- [Work instruction]:
All entries given below are to be returned word for word.

• • • • •

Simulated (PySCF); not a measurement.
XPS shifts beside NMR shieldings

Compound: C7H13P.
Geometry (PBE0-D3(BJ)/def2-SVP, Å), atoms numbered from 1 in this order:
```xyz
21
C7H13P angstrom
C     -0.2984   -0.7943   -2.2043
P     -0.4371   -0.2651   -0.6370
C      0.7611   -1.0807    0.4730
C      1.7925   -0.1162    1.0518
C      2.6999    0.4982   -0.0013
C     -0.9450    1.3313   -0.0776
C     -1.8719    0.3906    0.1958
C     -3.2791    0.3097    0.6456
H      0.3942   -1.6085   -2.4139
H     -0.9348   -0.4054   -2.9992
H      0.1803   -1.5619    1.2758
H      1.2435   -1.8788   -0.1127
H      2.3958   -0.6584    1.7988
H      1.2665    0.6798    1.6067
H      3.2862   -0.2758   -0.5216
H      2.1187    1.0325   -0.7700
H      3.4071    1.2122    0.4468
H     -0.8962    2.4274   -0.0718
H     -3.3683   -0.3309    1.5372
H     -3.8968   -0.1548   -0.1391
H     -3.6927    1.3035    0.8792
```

• • • • •

- [Reply]:
Simulated (PySCF); not a measurement.
XPS shifts beside NMR shieldings

Compound: C7H13P.
Geometry (PBE0-D3(BJ)/def2-SVP, Å), atoms numbered from 1 in this order:
```xyz
21
C7H13P angstrom
C     -0.2984   -0.7943   -2.2043
P     -0.4371   -0.2651   -0.6370
C      0.7611   -1.0807    0.4730
C      1.7925   -0.1162    1.0518
C      2.6999    0.4982   -0.0013
C     -0.9450    1.3313   -0.0776
C     -1.8719    0.3906    0.1958
C     -3.2791    0.3097    0.6456
H      0.3942   -1.6085   -2.4139
H     -0.9348   -0.4054   -2.9992
H      0.1803   -1.5619    1.2758
H      1.2435   -1.8788   -0.1127
H      2.3958   -0.6584    1.7988
H      1.2665    0.6798    1.6067
H      3.2862   -0.2758   -0.5216
H      2.1187    1.0325   -0.7700
H      3.4071    1.2122    0.4468
H     -0.8962    2.4274   -0.0718
H     -3.3683   -0.3309    1.5372
H     -3.8968   -0.1548   -0.1391
H     -3.6927    1.3035    0.8792
```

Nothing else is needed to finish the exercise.